• ACTIVITY: Both the line with "Cell a = 9.2490" and the line with "Simulated single-crystal data" in the records below must appear in the output, along with every line between them, exactly and with nothing added.

▬▬▬▬▬▬
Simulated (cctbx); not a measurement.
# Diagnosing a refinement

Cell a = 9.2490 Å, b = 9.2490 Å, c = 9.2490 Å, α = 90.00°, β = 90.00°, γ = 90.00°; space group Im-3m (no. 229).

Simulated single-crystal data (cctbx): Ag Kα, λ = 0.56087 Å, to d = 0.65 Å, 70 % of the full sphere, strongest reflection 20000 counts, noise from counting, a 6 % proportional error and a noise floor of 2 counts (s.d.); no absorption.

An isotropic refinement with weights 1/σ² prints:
▬▬▬▬▬▬

• ANSWER SECTION:
Cell a = 9.2490 Å, b = 9.2490 Å, c = 9.2490 Å, α = 90.00°, β = 90.00°, γ = 90.00°; space group Im-3m (no. 229).

Simulated single-crystal data (cctbx): Ag Kα, λ = 0.56087 Å, to d = 0.65 Å, 70 % of the full sphere, strongest reflection 20000 counts, noise from counting, a 6 % proportional error and a noise floor of 2 counts (s.d.); no absorption.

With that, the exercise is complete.